+ + + + +

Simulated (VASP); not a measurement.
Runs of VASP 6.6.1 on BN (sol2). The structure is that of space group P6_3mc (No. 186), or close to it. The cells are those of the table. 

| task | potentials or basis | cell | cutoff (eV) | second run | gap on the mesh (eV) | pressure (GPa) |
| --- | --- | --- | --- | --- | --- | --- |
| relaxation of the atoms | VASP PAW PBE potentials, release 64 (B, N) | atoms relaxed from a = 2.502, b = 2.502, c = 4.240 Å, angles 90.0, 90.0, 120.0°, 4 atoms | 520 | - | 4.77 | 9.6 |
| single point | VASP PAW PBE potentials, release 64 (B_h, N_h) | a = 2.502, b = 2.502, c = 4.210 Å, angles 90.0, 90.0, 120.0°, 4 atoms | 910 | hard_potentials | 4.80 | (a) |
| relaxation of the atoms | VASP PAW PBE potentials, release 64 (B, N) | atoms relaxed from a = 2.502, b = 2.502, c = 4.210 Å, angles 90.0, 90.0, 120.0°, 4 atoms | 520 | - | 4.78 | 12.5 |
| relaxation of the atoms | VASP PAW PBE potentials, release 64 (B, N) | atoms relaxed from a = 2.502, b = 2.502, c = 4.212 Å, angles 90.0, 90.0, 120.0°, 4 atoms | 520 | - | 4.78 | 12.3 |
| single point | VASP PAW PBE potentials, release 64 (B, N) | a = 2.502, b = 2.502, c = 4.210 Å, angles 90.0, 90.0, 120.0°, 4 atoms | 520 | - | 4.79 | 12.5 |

+ + + + +

For every entry in the records above, write an exact copy.

EXERCISE SOLUTION:
Simulated (VASP); not a measurement.
Runs of VASP 6.6.1 on BN (sol2). The structure is that of space group P6_3mc (No. 186), or close to it. The cells are those of the table. 

| task | potentials or basis | cell | cutoff (eV) | second run | gap on the mesh (eV) | pressure (GPa) |
| --- | --- | --- | --- | --- | --- | --- |
| relaxation of the atoms | VASP PAW PBE potentials, release 64 (B, N) | atoms relaxed from a = 2.502, b = 2.502, c = 4.240 Å, angles 90.0, 90.0, 120.0°, 4 atoms | 520 | - | 4.77 | 9.6 |
| single point | VASP PAW PBE potentials, release 64 (B_h, N_h) | a = 2.502, b = 2.502, c = 4.210 Å, angles 90.0, 90.0, 120.0°, 4 atoms | 910 | hard_potentials | 4.80 | (a) |
| relaxation of the atoms | VASP PAW PBE potentials, release 64 (B, N) | atoms relaxed from a = 2.502, b = 2.502, c = 4.210 Å, angles 90.0, 90.0, 120.0°, 4 atoms | 520 | - | 4.78 | 12.5 |
| relaxation of the atoms | VASP PAW PBE potentials, release 64 (B, N) | atoms relaxed from a = 2.502, b = 2.502, c = 4.212 Å, angles 90.0, 90.0, 120.0°, 4 atoms | 520 | - | 4.78 | 12.3 |
| single point | VASP PAW PBE potentials, release 64 (B, N) | a = 2.502, b = 2.502, c = 4.210 Å, angles 90.0, 90.0, 120.0°, 4 atoms | 520 | - | 4.79 | 12.5 |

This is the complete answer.